Start of Block
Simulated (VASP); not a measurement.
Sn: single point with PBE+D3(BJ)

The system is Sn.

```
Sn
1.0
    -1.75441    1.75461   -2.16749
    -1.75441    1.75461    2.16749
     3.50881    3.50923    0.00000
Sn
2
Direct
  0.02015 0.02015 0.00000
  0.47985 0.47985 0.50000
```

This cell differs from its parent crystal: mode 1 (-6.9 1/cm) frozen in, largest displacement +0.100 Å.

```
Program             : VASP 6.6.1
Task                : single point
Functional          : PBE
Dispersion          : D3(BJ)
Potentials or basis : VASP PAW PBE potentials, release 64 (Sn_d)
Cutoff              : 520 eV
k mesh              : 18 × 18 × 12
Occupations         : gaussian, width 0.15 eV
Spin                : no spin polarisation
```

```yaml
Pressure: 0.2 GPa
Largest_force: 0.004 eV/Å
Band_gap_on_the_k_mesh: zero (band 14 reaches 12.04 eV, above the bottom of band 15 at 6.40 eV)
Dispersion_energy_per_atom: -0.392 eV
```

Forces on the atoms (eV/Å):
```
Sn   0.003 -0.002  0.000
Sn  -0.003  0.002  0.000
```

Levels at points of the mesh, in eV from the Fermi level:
End of Block

Using the data above, print every record exactly as shown.

Simulated (VASP); not a measurement.
Sn: single point with PBE+D3(BJ)

The system is Sn.

```
Sn
1.0
    -1.75441    1.75461   -2.16749
    -1.75441    1.75461    2.16749
     3.50881    3.50923    0.00000
Sn
2
Direct
  0.02015 0.02015 0.00000
  0.47985 0.47985 0.50000
```

This cell differs from its parent crystal: mode 1 (-6.9 1/cm) frozen in, largest displacement +0.100 Å.

```
Program             : VASP 6.6.1
Task                : single point
Functional          : PBE
Dispersion          : D3(BJ)
Potentials or basis : VASP PAW PBE potentials, release 64 (Sn_d)
Cutoff              : 520 eV
k mesh              : 18 × 18 × 12
Occupations         : gaussian, width 0.15 eV
Spin                : no spin polarisation
```

```yaml
Pressure: 0.2 GPa
Largest_force: 0.004 eV/Å
Band_gap_on_the_k_mesh: zero (band 14 reaches 12.04 eV, above the bottom of band 15 at 6.40 eV)
Dispersion_energy_per_atom: -0.392 eV
```

Forces on the atoms (eV/Å):
```
Sn   0.003 -0.002  0.000
Sn  -0.003  0.002  0.000
```

Levels at points of the mesh, in eV from the Fermi level:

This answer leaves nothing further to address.